* [REQUIRED ACTION]
Print each record below character for character.

----------
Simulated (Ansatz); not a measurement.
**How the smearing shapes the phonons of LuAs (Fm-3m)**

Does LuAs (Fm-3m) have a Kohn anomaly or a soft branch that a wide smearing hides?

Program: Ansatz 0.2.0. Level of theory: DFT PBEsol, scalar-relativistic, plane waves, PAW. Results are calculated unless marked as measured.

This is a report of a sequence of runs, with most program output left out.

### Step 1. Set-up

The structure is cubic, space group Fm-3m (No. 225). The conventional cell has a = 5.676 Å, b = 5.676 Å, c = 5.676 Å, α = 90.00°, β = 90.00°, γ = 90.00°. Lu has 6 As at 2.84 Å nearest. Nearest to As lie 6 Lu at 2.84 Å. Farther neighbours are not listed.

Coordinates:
----------

* [ANSWER AREA]
Simulated (Ansatz); not a measurement.
**How the smearing shapes the phonons of LuAs (Fm-3m)**

Does LuAs (Fm-3m) have a Kohn anomaly or a soft branch that a wide smearing hides?

Program: Ansatz 0.2.0. Level of theory: DFT PBEsol, scalar-relativistic, plane waves, PAW. Results are calculated unless marked as measured.

This is a report of a sequence of runs, with most program output left out.

### Step 1. Set-up

The structure is cubic, space group Fm-3m (No. 225). The conventional cell has a = 5.676 Å, b = 5.676 Å, c = 5.676 Å, α = 90.00°, β = 90.00°, γ = 90.00°. Lu has 6 As at 2.84 Å nearest. Nearest to As lie 6 Lu at 2.84 Å. Farther neighbours are not listed.

Coordinates:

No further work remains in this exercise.